Assigned task:
Repeat the stretch of entries below from the line with "Method: DFT LDA, scalar-relativistic, plane" through the line with "This is a report". Include both ends and add nothing.

+ + + + +

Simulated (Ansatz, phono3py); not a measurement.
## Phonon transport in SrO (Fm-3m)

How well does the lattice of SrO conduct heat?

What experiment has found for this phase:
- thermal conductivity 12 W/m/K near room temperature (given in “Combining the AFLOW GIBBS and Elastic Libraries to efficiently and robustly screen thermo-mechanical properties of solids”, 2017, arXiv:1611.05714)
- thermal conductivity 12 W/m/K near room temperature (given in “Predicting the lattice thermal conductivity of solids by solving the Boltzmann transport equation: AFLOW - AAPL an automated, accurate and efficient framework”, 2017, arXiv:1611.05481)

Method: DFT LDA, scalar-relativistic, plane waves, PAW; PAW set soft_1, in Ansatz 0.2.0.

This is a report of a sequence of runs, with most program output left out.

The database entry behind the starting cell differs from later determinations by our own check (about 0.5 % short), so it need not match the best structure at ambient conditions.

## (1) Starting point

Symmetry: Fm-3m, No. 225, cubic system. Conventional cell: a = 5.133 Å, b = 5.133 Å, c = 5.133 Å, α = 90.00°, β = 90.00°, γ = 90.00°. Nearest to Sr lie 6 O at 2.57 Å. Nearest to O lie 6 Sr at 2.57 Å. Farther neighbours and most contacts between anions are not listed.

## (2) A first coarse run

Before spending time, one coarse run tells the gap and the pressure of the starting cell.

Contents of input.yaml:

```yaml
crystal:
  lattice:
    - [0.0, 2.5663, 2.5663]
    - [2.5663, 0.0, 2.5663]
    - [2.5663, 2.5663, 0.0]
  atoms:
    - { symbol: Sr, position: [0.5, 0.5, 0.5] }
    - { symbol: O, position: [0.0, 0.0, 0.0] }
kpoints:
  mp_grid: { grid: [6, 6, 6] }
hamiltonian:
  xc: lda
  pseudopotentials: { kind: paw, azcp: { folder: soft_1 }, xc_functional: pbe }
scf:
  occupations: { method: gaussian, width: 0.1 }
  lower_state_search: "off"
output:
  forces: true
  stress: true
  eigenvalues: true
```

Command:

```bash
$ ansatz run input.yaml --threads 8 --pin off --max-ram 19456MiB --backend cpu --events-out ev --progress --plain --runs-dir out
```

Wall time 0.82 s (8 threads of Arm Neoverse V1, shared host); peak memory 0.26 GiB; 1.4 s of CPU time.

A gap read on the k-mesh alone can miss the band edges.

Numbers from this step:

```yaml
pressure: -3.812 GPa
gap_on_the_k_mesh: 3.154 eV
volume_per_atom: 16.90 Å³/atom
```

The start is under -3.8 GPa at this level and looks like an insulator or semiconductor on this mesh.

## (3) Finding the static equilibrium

+ + + + +

Task output:
Method: DFT LDA, scalar-relativistic, plane waves, PAW; PAW set soft_1, in Ansatz 0.2.0.

This is a report of a sequence of runs, with most program output left out.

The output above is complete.